### ENTRIES SHOWN
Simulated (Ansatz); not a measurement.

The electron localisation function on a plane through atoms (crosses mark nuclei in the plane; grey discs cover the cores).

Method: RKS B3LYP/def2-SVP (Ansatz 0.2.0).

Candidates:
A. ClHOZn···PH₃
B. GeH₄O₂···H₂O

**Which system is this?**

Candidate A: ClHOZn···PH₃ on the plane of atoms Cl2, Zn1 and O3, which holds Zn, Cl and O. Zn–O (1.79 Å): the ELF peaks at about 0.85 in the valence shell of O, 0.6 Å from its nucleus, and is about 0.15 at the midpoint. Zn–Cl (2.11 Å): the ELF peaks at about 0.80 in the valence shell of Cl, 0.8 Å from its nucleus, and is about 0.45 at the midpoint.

### EXERCISE
Retype the listing above, word for word, from its first line to the line containing "system is this?**", both ends included.

### PROBLEM SOLUTION
Simulated (Ansatz); not a measurement.

The electron localisation function on a plane through atoms (crosses mark nuclei in the plane; grey discs cover the cores).

Method: RKS B3LYP/def2-SVP (Ansatz 0.2.0).

Candidates:
A. ClHOZn···PH₃
B. GeH₄O₂···H₂O

**Which system is this?**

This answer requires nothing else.